* **Task item**: Output the entries below exactly, from the first line to the line holding "Fig. 1: The", both included.

==========

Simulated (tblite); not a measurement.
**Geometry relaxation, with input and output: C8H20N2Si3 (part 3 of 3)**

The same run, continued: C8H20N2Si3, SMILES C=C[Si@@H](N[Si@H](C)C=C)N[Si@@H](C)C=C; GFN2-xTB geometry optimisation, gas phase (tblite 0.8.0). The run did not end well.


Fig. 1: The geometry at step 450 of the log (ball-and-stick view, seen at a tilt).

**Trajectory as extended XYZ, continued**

==========

* **Response area**:
Simulated (tblite); not a measurement.
**Geometry relaxation, with input and output: C8H20N2Si3 (part 3 of 3)**

The same run, continued: C8H20N2Si3, SMILES C=C[Si@@H](N[Si@H](C)C=C)N[Si@@H](C)C=C; GFN2-xTB geometry optimisation, gas phase (tblite 0.8.0). The run did not end well.


Fig. 1: The geometry at step 450 of the log (ball-and-stick view, seen at a tilt).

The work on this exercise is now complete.